======

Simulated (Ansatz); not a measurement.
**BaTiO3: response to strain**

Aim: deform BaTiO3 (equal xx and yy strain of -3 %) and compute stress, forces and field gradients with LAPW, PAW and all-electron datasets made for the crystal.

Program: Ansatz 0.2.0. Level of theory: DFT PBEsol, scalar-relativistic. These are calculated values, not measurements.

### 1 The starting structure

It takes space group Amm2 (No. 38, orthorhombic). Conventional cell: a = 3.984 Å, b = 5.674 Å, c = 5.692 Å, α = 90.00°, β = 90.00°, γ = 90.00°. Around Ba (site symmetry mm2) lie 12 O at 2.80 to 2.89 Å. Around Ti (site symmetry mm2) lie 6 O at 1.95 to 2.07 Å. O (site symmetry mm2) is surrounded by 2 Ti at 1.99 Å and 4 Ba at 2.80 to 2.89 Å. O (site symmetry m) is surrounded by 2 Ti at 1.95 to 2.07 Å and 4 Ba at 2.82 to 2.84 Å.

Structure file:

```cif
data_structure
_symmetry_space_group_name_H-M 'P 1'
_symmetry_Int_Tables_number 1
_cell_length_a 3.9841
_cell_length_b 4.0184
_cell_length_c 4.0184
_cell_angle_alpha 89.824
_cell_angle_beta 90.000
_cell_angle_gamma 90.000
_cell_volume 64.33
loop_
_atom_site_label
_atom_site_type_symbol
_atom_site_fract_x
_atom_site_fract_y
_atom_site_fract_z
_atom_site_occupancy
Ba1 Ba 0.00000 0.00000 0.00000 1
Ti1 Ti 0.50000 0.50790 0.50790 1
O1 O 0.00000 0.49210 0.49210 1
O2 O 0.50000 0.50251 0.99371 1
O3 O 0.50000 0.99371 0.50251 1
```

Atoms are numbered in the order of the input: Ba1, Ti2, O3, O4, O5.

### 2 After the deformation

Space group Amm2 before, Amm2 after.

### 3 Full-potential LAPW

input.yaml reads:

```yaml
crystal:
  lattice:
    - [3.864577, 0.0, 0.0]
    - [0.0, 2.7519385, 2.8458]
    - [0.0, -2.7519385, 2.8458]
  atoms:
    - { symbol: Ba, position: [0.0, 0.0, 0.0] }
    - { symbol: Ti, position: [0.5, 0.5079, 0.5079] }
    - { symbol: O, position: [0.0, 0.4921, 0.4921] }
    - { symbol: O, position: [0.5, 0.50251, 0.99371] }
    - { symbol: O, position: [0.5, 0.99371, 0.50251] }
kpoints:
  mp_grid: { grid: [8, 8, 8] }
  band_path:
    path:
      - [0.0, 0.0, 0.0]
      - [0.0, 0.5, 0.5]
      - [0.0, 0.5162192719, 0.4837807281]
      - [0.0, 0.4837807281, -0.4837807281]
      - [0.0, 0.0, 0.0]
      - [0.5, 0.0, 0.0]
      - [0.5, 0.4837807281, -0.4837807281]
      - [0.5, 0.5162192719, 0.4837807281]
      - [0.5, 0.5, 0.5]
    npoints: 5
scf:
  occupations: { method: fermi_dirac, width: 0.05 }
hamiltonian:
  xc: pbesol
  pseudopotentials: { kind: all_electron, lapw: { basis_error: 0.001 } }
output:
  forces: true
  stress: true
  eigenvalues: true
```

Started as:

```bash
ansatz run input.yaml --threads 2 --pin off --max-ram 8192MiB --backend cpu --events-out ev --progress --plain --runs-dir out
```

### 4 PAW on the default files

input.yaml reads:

======

--- Assigned task ---
Look through the data above and return exactly the lines from the one that contains "### 3 Full-potential LAPW" to the one that contains "### 4 PAW on the default files", inclusive, with nothing else.

--- Solution ---
### 3 Full-potential LAPW

input.yaml reads:

```yaml
crystal:
  lattice:
    - [3.864577, 0.0, 0.0]
    - [0.0, 2.7519385, 2.8458]
    - [0.0, -2.7519385, 2.8458]
  atoms:
    - { symbol: Ba, position: [0.0, 0.0, 0.0] }
    - { symbol: Ti, position: [0.5, 0.5079, 0.5079] }
    - { symbol: O, position: [0.0, 0.4921, 0.4921] }
    - { symbol: O, position: [0.5, 0.50251, 0.99371] }
    - { symbol: O, position: [0.5, 0.99371, 0.50251] }
kpoints:
  mp_grid: { grid: [8, 8, 8] }
  band_path:
    path:
      - [0.0, 0.0, 0.0]
      - [0.0, 0.5, 0.5]
      - [0.0, 0.5162192719, 0.4837807281]
      - [0.0, 0.4837807281, -0.4837807281]
      - [0.0, 0.0, 0.0]
      - [0.5, 0.0, 0.0]
      - [0.5, 0.4837807281, -0.4837807281]
      - [0.5, 0.5162192719, 0.4837807281]
      - [0.5, 0.5, 0.5]
    npoints: 5
scf:
  occupations: { method: fermi_dirac, width: 0.05 }
hamiltonian:
  xc: pbesol
  pseudopotentials: { kind: all_electron, lapw: { basis_error: 0.001 } }
output:
  forces: true
  stress: true
  eigenvalues: true
```

Started as:

```bash
ansatz run input.yaml --threads 2 --pin off --max-ram 8192MiB --backend cpu --events-out ev --progress --plain --runs-dir out
```

### 4 PAW on the default files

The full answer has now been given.